— Work task —
Write each line again exactly as it is, from the opening line of the records below through the one containing "It takes space", and add nothing.

=== Material provided ===
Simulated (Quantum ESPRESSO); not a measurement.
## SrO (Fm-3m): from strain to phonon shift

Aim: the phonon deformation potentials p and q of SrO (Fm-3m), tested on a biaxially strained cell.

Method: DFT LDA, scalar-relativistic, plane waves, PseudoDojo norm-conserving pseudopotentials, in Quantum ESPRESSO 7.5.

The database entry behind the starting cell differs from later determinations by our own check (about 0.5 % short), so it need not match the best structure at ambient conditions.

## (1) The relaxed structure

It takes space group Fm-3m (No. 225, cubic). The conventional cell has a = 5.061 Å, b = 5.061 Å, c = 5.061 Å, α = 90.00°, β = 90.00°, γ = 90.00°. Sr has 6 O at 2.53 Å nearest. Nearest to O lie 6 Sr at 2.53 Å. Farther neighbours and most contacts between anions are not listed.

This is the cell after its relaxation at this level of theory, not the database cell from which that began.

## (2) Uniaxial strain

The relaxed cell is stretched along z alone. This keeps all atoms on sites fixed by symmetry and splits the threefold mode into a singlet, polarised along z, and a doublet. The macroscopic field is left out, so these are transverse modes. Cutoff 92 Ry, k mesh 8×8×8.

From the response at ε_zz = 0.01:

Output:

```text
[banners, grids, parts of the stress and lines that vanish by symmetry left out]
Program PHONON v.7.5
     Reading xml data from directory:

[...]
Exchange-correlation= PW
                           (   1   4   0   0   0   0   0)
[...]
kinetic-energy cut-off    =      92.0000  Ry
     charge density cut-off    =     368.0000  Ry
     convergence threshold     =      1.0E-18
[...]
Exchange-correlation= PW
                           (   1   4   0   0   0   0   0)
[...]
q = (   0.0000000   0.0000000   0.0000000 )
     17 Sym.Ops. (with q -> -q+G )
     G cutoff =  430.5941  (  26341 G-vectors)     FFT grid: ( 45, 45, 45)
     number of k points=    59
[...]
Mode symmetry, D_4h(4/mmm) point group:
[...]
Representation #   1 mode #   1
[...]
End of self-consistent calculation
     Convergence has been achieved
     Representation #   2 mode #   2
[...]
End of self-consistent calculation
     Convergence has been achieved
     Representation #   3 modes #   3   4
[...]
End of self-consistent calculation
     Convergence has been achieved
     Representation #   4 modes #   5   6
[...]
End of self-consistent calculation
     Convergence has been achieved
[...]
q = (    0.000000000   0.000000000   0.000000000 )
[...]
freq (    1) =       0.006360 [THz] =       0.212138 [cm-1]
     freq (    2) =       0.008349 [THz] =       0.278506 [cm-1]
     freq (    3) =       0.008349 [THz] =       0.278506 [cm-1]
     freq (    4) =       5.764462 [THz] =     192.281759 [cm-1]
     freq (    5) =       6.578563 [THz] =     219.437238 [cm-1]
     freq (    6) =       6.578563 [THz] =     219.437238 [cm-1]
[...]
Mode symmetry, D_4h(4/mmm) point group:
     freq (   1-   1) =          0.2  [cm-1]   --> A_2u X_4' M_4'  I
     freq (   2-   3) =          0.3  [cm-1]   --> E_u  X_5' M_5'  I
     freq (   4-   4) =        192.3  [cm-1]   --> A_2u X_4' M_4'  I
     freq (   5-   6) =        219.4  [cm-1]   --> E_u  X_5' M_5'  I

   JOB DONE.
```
===

— Response —
Simulated (Quantum ESPRESSO); not a measurement.
## SrO (Fm-3m): from strain to phonon shift

Aim: the phonon deformation potentials p and q of SrO (Fm-3m), tested on a biaxially strained cell.

Method: DFT LDA, scalar-relativistic, plane waves, PseudoDojo norm-conserving pseudopotentials, in Quantum ESPRESSO 7.5.

The database entry behind the starting cell differs from later determinations by our own check (about 0.5 % short), so it need not match the best structure at ambient conditions.

## (1) The relaxed structure

It takes space group Fm-3m (No. 225, cubic). The conventional cell has a = 5.061 Å, b = 5.061 Å, c = 5.061 Å, α = 90.00°, β = 90.00°, γ = 90.00°. Sr has 6 O at 2.53 Å nearest. Nearest to O lie 6 Sr at 2.53 Å. Farther neighbours and most contacts between anions are not listed.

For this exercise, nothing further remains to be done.